Brief
Only the lines from the first line of the material below to the line containing "GeSi (P6₃mc, 16", inclusive, should be copied, each exactly as written.

Source material
# # # # #

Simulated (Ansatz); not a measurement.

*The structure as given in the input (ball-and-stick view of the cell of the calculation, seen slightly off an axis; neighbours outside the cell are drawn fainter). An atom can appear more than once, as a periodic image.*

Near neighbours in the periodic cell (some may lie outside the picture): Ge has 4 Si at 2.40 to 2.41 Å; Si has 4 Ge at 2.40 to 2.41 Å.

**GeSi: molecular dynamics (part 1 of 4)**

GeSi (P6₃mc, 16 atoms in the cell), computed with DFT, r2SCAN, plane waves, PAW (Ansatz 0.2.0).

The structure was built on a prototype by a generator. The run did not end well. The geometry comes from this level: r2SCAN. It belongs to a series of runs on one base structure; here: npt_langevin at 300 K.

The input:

# # # # #

Exercise output
Simulated (Ansatz); not a measurement.

*The structure as given in the input (ball-and-stick view of the cell of the calculation, seen slightly off an axis; neighbours outside the cell are drawn fainter). An atom can appear more than once, as a periodic image.*

Near neighbours in the periodic cell (some may lie outside the picture): Ge has 4 Si at 2.40 to 2.41 Å; Si has 4 Ge at 2.40 to 2.41 Å.

**GeSi: molecular dynamics (part 1 of 4)**

GeSi (P6₃mc, 16 atoms in the cell), computed with DFT, r2SCAN, plane waves, PAW (Ansatz 0.2.0).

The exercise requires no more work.